■ Given records
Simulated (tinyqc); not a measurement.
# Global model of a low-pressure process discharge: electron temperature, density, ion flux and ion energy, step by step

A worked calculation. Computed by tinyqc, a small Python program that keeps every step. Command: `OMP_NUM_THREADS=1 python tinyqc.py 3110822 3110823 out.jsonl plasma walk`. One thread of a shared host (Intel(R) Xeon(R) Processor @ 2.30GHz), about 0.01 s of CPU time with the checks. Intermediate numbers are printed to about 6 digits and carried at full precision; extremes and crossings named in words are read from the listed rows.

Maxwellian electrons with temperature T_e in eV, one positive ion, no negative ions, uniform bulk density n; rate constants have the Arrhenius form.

■ Requirement
Begin with the line above that has "# Global model" and continue through the line that has "A worked calculation.", setting each one down exactly. Stop there.

■ Your response
# Global model of a low-pressure process discharge: electron temperature, density, ion flux and ion energy, step by step

A worked calculation. Computed by tinyqc, a small Python program that keeps every step. Command: `OMP_NUM_THREADS=1 python tinyqc.py 3110822 3110823 out.jsonl plasma walk`. One thread of a shared host (Intel(R) Xeon(R) Processor @ 2.30GHz), about 0.01 s of CPU time with the checks. Intermediate numbers are printed to about 6 digits and carried at full precision; extremes and crossings named in words are read from the listed rows.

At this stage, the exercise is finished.